◆ DATA TO EXAMINE:
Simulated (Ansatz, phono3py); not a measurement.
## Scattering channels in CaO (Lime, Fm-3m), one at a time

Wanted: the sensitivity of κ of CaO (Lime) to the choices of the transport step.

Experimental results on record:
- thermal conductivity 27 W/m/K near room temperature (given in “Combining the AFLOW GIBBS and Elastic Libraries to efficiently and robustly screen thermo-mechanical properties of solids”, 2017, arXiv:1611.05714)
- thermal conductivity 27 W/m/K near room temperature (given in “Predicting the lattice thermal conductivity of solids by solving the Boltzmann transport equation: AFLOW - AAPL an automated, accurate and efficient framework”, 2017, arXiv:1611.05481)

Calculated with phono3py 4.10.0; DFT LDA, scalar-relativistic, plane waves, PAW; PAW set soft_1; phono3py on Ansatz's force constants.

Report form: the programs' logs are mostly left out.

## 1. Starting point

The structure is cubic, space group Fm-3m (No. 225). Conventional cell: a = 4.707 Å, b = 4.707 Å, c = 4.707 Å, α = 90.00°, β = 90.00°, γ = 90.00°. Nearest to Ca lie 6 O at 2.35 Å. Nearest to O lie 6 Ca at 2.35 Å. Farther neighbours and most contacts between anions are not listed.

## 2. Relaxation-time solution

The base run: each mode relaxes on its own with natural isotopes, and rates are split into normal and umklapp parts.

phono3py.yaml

◆ REQUIRED ACTION: Copy the records above exactly, please, but only from the first line through the line containing "Experimental results on".

◆ EXERCISE OUTPUT:
Simulated (Ansatz, phono3py); not a measurement.
## Scattering channels in CaO (Lime, Fm-3m), one at a time

Wanted: the sensitivity of κ of CaO (Lime) to the choices of the transport step.

Experimental results on record:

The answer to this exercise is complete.